--------------------------------------------------
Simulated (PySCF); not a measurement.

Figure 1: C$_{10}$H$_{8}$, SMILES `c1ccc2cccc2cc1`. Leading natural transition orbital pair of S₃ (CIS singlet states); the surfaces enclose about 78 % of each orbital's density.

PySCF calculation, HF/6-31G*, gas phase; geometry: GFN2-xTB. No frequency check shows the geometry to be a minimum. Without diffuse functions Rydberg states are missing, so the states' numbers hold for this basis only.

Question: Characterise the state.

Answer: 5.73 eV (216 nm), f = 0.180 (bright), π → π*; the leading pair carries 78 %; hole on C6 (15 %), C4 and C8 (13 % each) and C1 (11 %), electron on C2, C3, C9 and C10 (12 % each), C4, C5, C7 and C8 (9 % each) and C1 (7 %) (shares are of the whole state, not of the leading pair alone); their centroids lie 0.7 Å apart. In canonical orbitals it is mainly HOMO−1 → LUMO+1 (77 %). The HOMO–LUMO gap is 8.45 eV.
--------------------------------------------------

** ACTIVITY **
Quote in full each line from the top of the records above through the line with "Question: Characterise the state."; stop after that line.

** WRITTEN RESPONSE **
Simulated (PySCF); not a measurement.

Figure 1: C$_{10}$H$_{8}$, SMILES `c1ccc2cccc2cc1`. Leading natural transition orbital pair of S₃ (CIS singlet states); the surfaces enclose about 78 % of each orbital's density.

PySCF calculation, HF/6-31G*, gas phase; geometry: GFN2-xTB. No frequency check shows the geometry to be a minimum. Without diffuse functions Rydberg states are missing, so the states' numbers hold for this basis only.

Question: Characterise the state.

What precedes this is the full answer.